Assigned task - Set down the listing below verbatim, but only from its first line through the line containing "### Step 2.".

Data to examine -
□ □ □ □ □ □ □

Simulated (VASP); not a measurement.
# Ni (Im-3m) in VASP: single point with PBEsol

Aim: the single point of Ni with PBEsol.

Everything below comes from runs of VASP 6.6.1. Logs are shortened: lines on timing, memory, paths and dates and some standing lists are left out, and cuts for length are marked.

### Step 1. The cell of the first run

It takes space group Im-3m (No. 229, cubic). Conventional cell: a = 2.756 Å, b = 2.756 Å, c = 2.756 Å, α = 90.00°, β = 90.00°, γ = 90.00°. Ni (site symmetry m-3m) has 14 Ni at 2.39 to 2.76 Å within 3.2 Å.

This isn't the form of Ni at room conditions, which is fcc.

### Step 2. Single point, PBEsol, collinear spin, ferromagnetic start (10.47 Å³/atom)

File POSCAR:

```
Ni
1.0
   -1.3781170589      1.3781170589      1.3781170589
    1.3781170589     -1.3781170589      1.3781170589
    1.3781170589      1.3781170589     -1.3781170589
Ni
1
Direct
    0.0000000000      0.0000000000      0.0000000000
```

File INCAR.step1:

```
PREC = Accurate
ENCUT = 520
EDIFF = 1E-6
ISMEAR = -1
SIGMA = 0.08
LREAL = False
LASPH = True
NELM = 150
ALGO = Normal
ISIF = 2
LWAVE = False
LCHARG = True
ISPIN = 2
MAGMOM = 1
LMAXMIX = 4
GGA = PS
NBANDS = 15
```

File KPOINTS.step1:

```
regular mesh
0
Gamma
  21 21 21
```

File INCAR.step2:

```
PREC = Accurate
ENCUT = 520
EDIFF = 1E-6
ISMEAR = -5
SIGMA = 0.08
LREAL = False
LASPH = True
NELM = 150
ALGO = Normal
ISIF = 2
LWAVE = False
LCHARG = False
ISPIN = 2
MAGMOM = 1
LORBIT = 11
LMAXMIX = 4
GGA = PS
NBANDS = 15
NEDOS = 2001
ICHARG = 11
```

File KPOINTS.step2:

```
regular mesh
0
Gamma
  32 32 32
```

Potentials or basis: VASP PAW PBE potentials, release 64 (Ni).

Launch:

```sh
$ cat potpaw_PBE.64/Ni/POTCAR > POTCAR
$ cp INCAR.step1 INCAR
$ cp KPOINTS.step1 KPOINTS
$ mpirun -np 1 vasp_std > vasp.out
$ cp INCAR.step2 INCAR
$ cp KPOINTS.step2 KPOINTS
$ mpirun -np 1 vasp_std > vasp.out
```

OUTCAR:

□ □ □ □ □ □ □

Answer section -
Simulated (VASP); not a measurement.
# Ni (Im-3m) in VASP: single point with PBEsol

Aim: the single point of Ni with PBEsol.

Everything below comes from runs of VASP 6.6.1. Logs are shortened: lines on timing, memory, paths and dates and some standing lists are left out, and cuts for length are marked.

### Step 1. The cell of the first run

It takes space group Im-3m (No. 229, cubic). Conventional cell: a = 2.756 Å, b = 2.756 Å, c = 2.756 Å, α = 90.00°, β = 90.00°, γ = 90.00°. Ni (site symmetry m-3m) has 14 Ni at 2.39 to 2.76 Å within 3.2 Å.

This isn't the form of Ni at room conditions, which is fcc.

### Step 2. Single point, PBEsol, collinear spin, ferromagnetic start (10.47 Å³/atom)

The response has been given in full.